» AVAILABLE DATA
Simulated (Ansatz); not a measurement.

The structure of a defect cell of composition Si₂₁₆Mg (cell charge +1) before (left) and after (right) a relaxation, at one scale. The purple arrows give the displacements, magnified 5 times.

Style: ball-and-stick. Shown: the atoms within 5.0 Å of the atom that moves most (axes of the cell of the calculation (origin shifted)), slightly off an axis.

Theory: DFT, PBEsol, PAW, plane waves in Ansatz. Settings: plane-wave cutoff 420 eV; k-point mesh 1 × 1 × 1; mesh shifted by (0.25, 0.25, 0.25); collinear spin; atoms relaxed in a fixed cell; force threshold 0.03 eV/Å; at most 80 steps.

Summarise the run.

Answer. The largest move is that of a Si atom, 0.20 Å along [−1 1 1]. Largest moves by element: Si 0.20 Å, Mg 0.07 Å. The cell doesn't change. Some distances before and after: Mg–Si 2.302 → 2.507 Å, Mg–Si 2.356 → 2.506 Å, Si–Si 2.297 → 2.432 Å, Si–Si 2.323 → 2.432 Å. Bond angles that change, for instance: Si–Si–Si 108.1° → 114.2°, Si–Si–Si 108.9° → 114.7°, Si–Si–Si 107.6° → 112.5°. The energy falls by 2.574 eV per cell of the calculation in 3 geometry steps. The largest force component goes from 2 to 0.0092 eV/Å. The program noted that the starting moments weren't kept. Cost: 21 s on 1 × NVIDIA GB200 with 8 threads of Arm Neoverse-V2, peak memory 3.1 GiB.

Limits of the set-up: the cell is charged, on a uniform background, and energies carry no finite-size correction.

» REQUIRED ACTION
The full listing has to be duplicated exactly.

» EXPECTED ANSWER
Simulated (Ansatz); not a measurement.

The structure of a defect cell of composition Si₂₁₆Mg (cell charge +1) before (left) and after (right) a relaxation, at one scale. The purple arrows give the displacements, magnified 5 times.

Style: ball-and-stick. Shown: the atoms within 5.0 Å of the atom that moves most (axes of the cell of the calculation (origin shifted)), slightly off an axis.

Theory: DFT, PBEsol, PAW, plane waves in Ansatz. Settings: plane-wave cutoff 420 eV; k-point mesh 1 × 1 × 1; mesh shifted by (0.25, 0.25, 0.25); collinear spin; atoms relaxed in a fixed cell; force threshold 0.03 eV/Å; at most 80 steps.

Summarise the run.

Answer. The largest move is that of a Si atom, 0.20 Å along [−1 1 1]. Largest moves by element: Si 0.20 Å, Mg 0.07 Å. The cell doesn't change. Some distances before and after: Mg–Si 2.302 → 2.507 Å, Mg–Si 2.356 → 2.506 Å, Si–Si 2.297 → 2.432 Å, Si–Si 2.323 → 2.432 Å. Bond angles that change, for instance: Si–Si–Si 108.1° → 114.2°, Si–Si–Si 108.9° → 114.7°, Si–Si–Si 107.6° → 112.5°. The energy falls by 2.574 eV per cell of the calculation in 3 geometry steps. The largest force component goes from 2 to 0.0092 eV/Å. The program noted that the starting moments weren't kept. Cost: 21 s on 1 × NVIDIA GB200 with 8 threads of Arm Neoverse-V2, peak memory 3.1 GiB.

Limits of the set-up: the cell is charged, on a uniform background, and energies carry no finite-size correction.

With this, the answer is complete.